Work task » What is needed is an exact copy of every entry.

Excerpted records »
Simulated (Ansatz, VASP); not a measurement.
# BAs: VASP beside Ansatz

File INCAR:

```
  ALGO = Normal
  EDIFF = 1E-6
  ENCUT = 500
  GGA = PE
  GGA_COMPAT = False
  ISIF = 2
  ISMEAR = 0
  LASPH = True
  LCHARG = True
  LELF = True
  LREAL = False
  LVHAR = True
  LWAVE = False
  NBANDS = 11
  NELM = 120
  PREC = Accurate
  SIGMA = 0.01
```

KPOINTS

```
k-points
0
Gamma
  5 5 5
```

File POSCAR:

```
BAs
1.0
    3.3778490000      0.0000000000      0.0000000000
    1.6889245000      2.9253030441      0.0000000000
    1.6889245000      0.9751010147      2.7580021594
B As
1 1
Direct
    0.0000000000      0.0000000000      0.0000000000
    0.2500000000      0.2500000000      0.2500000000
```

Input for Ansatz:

Reply »
Simulated (Ansatz, VASP); not a measurement.
# BAs: VASP beside Ansatz

File INCAR:

```
  ALGO = Normal
  EDIFF = 1E-6
  ENCUT = 500
  GGA = PE
  GGA_COMPAT = False
  ISIF = 2
  ISMEAR = 0
  LASPH = True
  LCHARG = True
  LELF = True
  LREAL = False
  LVHAR = True
  LWAVE = False
  NBANDS = 11
  NELM = 120
  PREC = Accurate
  SIGMA = 0.01
```

KPOINTS

```
k-points
0
Gamma
  5 5 5
```

File POSCAR:

```
BAs
1.0
    3.3778490000      0.0000000000      0.0000000000
    1.6889245000      2.9253030441      0.0000000000
    1.6889245000      0.9751010147      2.7580021594
B As
1 1
Direct
    0.0000000000      0.0000000000      0.0000000000
    0.2500000000      0.2500000000      0.2500000000
```

Input for Ansatz:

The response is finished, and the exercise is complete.